═══ Entries provided

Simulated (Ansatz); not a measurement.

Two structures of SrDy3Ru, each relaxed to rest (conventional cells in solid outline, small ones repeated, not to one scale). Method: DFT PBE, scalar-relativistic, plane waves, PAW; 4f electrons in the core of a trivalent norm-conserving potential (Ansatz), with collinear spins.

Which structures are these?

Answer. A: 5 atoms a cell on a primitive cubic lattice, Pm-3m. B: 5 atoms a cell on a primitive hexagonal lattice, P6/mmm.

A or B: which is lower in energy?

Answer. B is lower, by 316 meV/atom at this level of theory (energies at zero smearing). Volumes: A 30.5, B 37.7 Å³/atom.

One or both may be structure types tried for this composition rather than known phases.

══════

Action item: Each line of the records should be repeated exactly as it stands.

Your solution:
Simulated (Ansatz); not a measurement.

Two structures of SrDy3Ru, each relaxed to rest (conventional cells in solid outline, small ones repeated, not to one scale). Method: DFT PBE, scalar-relativistic, plane waves, PAW; 4f electrons in the core of a trivalent norm-conserving potential (Ansatz), with collinear spins.

Which structures are these?

Answer. A: 5 atoms a cell on a primitive cubic lattice, Pm-3m. B: 5 atoms a cell on a primitive hexagonal lattice, P6/mmm.

A or B: which is lower in energy?

Answer. B is lower, by 316 meV/atom at this level of theory (energies at zero smearing). Volumes: A 30.5, B 37.7 Å³/atom.

One or both may be structure types tried for this composition rather than known phases.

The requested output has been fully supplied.